**Data to examine**
────────────────────────────────────────

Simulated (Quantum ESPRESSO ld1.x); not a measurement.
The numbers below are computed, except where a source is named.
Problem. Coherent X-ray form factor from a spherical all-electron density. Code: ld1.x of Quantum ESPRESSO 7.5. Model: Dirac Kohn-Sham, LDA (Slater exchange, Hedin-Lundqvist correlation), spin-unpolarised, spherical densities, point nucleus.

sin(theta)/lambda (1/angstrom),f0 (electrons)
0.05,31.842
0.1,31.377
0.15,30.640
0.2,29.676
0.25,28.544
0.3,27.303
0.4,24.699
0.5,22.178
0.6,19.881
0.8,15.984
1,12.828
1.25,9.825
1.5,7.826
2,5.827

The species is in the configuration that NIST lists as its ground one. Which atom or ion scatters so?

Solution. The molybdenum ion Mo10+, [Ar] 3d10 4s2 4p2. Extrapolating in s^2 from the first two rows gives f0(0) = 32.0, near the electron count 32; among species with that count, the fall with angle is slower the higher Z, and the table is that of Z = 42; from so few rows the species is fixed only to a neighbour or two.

────────────────────────────────────────

Transcribe the records above from the line holding "sin(theta)/lambda (1/angstrom),f0 (electrons)" down to the line holding "The species is in", inclusive, without adding anything.

sin(theta)/lambda (1/angstrom),f0 (electrons)
0.05,31.842
0.1,31.377
0.15,30.640
0.2,29.676
0.25,28.544
0.3,27.303
0.4,24.699
0.5,22.178
0.6,19.881
0.8,15.984
1,12.828
1.25,9.825
1.5,7.826
2,5.827

The species is in the configuration that NIST lists as its ground one. Which atom or ion scatters so?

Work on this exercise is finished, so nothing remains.